Up through the line that contains "Two optical studies", retype the entries exactly, beginning at the very first line.

=======
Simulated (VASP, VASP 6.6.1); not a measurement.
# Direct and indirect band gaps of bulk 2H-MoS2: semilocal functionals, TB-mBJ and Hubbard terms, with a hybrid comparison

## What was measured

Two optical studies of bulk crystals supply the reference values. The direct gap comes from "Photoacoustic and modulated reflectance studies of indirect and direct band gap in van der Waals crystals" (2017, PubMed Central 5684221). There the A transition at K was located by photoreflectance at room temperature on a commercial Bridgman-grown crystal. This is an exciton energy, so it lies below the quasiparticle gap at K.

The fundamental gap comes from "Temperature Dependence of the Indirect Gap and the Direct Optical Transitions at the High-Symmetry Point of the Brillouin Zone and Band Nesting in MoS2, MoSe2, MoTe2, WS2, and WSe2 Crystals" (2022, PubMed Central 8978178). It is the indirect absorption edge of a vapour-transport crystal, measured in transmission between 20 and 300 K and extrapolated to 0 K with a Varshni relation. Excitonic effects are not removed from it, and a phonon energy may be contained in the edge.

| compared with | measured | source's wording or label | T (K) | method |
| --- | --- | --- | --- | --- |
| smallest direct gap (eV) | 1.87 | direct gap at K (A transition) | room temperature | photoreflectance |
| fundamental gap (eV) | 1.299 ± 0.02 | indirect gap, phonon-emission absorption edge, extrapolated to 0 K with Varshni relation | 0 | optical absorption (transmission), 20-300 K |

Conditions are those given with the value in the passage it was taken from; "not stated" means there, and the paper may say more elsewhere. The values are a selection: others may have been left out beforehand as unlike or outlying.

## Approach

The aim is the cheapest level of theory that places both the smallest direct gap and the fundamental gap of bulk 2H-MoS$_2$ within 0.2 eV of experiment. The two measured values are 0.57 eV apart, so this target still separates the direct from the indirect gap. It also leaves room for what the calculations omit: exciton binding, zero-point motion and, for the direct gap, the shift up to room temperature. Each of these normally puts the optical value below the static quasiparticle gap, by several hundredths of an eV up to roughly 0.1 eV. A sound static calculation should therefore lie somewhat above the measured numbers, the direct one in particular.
=======

- [Task output]
Simulated (VASP, VASP 6.6.1); not a measurement.
# Direct and indirect band gaps of bulk 2H-MoS2: semilocal functionals, TB-mBJ and Hubbard terms, with a hybrid comparison

## What was measured

Two optical studies of bulk crystals supply the reference values. The direct gap comes from "Photoacoustic and modulated reflectance studies of indirect and direct band gap in van der Waals crystals" (2017, PubMed Central 5684221). There the A transition at K was located by photoreflectance at room temperature on a commercial Bridgman-grown crystal. This is an exciton energy, so it lies below the quasiparticle gap at K.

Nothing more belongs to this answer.